####################

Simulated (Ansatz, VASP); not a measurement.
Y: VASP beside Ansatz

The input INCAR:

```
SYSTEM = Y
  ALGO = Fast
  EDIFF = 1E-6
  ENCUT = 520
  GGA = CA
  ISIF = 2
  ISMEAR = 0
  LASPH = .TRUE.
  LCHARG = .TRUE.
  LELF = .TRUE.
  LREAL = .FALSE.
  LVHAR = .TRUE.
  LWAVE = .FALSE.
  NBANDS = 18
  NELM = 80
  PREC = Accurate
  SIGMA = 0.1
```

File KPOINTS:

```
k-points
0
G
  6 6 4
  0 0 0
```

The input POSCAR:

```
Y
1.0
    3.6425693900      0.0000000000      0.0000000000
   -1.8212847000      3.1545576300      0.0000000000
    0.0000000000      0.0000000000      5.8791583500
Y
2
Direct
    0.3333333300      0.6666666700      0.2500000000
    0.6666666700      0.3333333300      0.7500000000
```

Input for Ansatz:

####################

* _Brief_: All entries are to be reproduced verbatim, with none omitted.

* _Written answer_:
Simulated (Ansatz, VASP); not a measurement.
Y: VASP beside Ansatz

The input INCAR:

```
SYSTEM = Y
  ALGO = Fast
  EDIFF = 1E-6
  ENCUT = 520
  GGA = CA
  ISIF = 2
  ISMEAR = 0
  LASPH = .TRUE.
  LCHARG = .TRUE.
  LELF = .TRUE.
  LREAL = .FALSE.
  LVHAR = .TRUE.
  LWAVE = .FALSE.
  NBANDS = 18
  NELM = 80
  PREC = Accurate
  SIGMA = 0.1
```

File KPOINTS:

```
k-points
0
G
  6 6 4
  0 0 0
```

The input POSCAR:

```
Y
1.0
    3.6425693900      0.0000000000      0.0000000000
   -1.8212847000      3.1545576300      0.0000000000
    0.0000000000      0.0000000000      5.8791583500
Y
2
Direct
    0.3333333300      0.6666666700      0.2500000000
    0.6666666700      0.3333333300      0.7500000000
```

Input for Ansatz:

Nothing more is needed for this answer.